Content starts
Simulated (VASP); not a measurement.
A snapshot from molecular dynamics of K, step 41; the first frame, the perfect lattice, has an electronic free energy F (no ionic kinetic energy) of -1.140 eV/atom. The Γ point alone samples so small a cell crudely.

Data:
Content ends

Each line of the data above must be restated word for word.

Simulated (VASP); not a measurement.
A snapshot from molecular dynamics of K, step 41; the first frame, the perfect lattice, has an electronic free energy F (no ionic kinetic energy) of -1.140 eV/atom. The Γ point alone samples so small a cell crudely.

Data:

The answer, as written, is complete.